## Task item:
Everything from the first line of the material below through the line containing "gas amount: 0.01930 mol" is to be printed exactly, and nothing more.

## Extracted records:
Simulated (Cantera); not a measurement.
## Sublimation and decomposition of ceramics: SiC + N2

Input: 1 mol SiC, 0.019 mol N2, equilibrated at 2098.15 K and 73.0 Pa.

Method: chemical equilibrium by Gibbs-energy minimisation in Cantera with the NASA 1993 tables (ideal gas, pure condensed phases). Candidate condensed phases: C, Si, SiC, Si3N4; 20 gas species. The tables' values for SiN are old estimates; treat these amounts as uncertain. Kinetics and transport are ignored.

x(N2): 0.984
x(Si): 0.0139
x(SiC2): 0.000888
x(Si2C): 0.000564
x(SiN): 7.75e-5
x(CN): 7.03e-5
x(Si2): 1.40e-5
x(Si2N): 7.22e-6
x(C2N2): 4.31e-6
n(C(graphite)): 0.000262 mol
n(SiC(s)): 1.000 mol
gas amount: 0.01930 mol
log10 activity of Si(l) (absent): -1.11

## Written reply:
Simulated (Cantera); not a measurement.
## Sublimation and decomposition of ceramics: SiC + N2

Input: 1 mol SiC, 0.019 mol N2, equilibrated at 2098.15 K and 73.0 Pa.

Method: chemical equilibrium by Gibbs-energy minimisation in Cantera with the NASA 1993 tables (ideal gas, pure condensed phases). Candidate condensed phases: C, Si, SiC, Si3N4; 20 gas species. The tables' values for SiN are old estimates; treat these amounts as uncertain. Kinetics and transport are ignored.

x(N2): 0.984
x(Si): 0.0139
x(SiC2): 0.000888
x(Si2C): 0.000564
x(SiN): 7.75e-5
x(CN): 7.03e-5
x(Si2): 1.40e-5
x(Si2N): 7.22e-6
x(C2N2): 4.31e-6
n(C(graphite)): 0.000262 mol
n(SiC(s)): 1.000 mol
gas amount: 0.01930 mol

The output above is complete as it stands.